▬▬▬▬▬▬▬▬▬▬

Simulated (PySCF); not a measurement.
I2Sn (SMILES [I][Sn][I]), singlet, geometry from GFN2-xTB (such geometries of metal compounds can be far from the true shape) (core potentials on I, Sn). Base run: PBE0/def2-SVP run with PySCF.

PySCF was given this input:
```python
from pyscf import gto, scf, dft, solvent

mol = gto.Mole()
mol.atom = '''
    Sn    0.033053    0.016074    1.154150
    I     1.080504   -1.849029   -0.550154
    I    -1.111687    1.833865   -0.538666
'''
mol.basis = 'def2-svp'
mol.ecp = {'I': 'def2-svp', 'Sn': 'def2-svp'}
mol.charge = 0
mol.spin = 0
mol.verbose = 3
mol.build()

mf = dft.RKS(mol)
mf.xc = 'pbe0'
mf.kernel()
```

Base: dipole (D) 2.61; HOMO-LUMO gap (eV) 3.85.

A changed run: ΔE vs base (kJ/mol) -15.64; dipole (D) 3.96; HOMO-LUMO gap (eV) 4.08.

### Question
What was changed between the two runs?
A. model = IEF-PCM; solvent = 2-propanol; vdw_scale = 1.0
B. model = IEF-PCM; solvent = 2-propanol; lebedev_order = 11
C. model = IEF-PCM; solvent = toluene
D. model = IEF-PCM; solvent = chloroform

▬▬▬▬▬▬▬▬▬▬

Stop at the line containing "C. model = IEF-PCM; solvent = toluene". Please print exactly every line before it from the start of the records, plus that line itself, and nothing else.

Simulated (PySCF); not a measurement.
I2Sn (SMILES [I][Sn][I]), singlet, geometry from GFN2-xTB (such geometries of metal compounds can be far from the true shape) (core potentials on I, Sn). Base run: PBE0/def2-SVP run with PySCF.

PySCF was given this input:
```python
from pyscf import gto, scf, dft, solvent

mol = gto.Mole()
mol.atom = '''
    Sn    0.033053    0.016074    1.154150
    I     1.080504   -1.849029   -0.550154
    I    -1.111687    1.833865   -0.538666
'''
mol.basis = 'def2-svp'
mol.ecp = {'I': 'def2-svp', 'Sn': 'def2-svp'}
mol.charge = 0
mol.spin = 0
mol.verbose = 3
mol.build()

mf = dft.RKS(mol)
mf.xc = 'pbe0'
mf.kernel()
```

Base: dipole (D) 2.61; HOMO-LUMO gap (eV) 3.85.

A changed run: ΔE vs base (kJ/mol) -15.64; dipole (D) 3.96; HOMO-LUMO gap (eV) 4.08.

### Question
What was changed between the two runs?
A. model = IEF-PCM; solvent = 2-propanol; vdw_scale = 1.0
B. model = IEF-PCM; solvent = 2-propanol; lebedev_order = 11
C. model = IEF-PCM; solvent = toluene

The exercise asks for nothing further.